Top of Dataset records

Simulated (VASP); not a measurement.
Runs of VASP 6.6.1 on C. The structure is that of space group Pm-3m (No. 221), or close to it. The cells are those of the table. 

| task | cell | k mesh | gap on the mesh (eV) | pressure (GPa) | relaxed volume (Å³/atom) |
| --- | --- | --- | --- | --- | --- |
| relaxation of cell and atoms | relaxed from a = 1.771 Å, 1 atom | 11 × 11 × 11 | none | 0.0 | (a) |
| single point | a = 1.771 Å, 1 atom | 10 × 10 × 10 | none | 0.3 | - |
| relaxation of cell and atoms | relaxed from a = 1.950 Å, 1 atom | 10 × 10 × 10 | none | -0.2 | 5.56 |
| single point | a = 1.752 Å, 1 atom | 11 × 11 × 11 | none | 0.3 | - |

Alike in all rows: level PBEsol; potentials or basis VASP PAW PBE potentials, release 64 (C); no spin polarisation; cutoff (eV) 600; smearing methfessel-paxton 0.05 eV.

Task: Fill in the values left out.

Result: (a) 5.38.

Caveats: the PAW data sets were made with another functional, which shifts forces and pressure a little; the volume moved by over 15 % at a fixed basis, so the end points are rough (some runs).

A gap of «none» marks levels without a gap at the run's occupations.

Bottom of Dataset records

_Work task:_
All records shown above need to be written out again verbatim.

_Task output:_
Simulated (VASP); not a measurement.
Runs of VASP 6.6.1 on C. The structure is that of space group Pm-3m (No. 221), or close to it. The cells are those of the table. 

| task | cell | k mesh | gap on the mesh (eV) | pressure (GPa) | relaxed volume (Å³/atom) |
| --- | --- | --- | --- | --- | --- |
| relaxation of cell and atoms | relaxed from a = 1.771 Å, 1 atom | 11 × 11 × 11 | none | 0.0 | (a) |
| single point | a = 1.771 Å, 1 atom | 10 × 10 × 10 | none | 0.3 | - |
| relaxation of cell and atoms | relaxed from a = 1.950 Å, 1 atom | 10 × 10 × 10 | none | -0.2 | 5.56 |
| single point | a = 1.752 Å, 1 atom | 11 × 11 × 11 | none | 0.3 | - |

Alike in all rows: level PBEsol; potentials or basis VASP PAW PBE potentials, release 64 (C); no spin polarisation; cutoff (eV) 600; smearing methfessel-paxton 0.05 eV.

Task: Fill in the values left out.

Result: (a) 5.38.

Caveats: the PAW data sets were made with another functional, which shifts forces and pressure a little; the volume moved by over 15 % at a fixed basis, so the end points are rough (some runs).

A gap of «none» marks levels without a gap at the run's occupations.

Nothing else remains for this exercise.